**Extracted data**
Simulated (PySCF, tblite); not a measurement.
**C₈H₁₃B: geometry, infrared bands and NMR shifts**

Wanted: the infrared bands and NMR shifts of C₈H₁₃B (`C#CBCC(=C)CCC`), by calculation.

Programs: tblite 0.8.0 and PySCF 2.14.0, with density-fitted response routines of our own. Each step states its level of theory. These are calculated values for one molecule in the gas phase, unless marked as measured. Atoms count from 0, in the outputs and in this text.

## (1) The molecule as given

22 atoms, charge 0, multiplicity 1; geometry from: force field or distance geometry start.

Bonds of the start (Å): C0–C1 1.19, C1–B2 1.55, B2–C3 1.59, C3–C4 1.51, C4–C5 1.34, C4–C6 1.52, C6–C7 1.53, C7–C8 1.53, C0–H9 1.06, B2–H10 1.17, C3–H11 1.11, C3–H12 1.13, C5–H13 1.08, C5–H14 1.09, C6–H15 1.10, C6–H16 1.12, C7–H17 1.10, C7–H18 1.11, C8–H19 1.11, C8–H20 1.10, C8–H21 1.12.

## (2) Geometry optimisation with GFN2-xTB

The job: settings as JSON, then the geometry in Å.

**Work task**
Reproduce the records above line by line, without any change, up to and including the line that holds "22 atoms, charge".

**Response box**
Simulated (PySCF, tblite); not a measurement.
**C₈H₁₃B: geometry, infrared bands and NMR shifts**

Wanted: the infrared bands and NMR shifts of C₈H₁₃B (`C#CBCC(=C)CCC`), by calculation.

Programs: tblite 0.8.0 and PySCF 2.14.0, with density-fitted response routines of our own. Each step states its level of theory. These are calculated values for one molecule in the gas phase, unless marked as measured. Atoms count from 0, in the outputs and in this text.

## (1) The molecule as given

22 atoms, charge 0, multiplicity 1; geometry from: force field or distance geometry start.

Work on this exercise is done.